** Work request **
Set down exactly the lines of the listing below, please, beginning with the first and ending with the line that holds "with Si1–S2–C3–C4 -179°".

** Information provided **
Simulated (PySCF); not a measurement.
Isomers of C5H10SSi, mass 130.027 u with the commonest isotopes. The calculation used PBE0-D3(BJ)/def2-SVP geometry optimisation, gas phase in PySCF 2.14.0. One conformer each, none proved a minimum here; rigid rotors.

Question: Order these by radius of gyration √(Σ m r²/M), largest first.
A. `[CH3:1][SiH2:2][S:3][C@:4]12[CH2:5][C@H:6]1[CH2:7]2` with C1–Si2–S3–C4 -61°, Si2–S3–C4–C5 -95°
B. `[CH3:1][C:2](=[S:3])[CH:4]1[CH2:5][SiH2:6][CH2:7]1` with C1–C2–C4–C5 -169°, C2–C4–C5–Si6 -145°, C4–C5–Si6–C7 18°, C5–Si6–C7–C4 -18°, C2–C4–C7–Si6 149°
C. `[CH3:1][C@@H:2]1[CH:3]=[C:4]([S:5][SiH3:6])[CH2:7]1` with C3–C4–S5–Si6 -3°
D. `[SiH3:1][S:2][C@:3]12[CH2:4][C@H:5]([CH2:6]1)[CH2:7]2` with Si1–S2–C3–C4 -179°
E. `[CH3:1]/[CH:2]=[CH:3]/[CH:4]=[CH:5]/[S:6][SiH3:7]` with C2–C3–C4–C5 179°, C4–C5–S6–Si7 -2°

** Your solution **
Simulated (PySCF); not a measurement.
Isomers of C5H10SSi, mass 130.027 u with the commonest isotopes. The calculation used PBE0-D3(BJ)/def2-SVP geometry optimisation, gas phase in PySCF 2.14.0. One conformer each, none proved a minimum here; rigid rotors.

Question: Order these by radius of gyration √(Σ m r²/M), largest first.
A. `[CH3:1][SiH2:2][S:3][C@:4]12[CH2:5][C@H:6]1[CH2:7]2` with C1–Si2–S3–C4 -61°, Si2–S3–C4–C5 -95°
B. `[CH3:1][C:2](=[S:3])[CH:4]1[CH2:5][SiH2:6][CH2:7]1` with C1–C2–C4–C5 -169°, C2–C4–C5–Si6 -145°, C4–C5–Si6–C7 18°, C5–Si6–C7–C4 -18°, C2–C4–C7–Si6 149°
C. `[CH3:1][C@@H:2]1[CH:3]=[C:4]([S:5][SiH3:6])[CH2:7]1` with C3–C4–S5–Si6 -3°
D. `[SiH3:1][S:2][C@:3]12[CH2:4][C@H:5]([CH2:6]1)[CH2:7]2` with Si1–S2–C3–C4 -179°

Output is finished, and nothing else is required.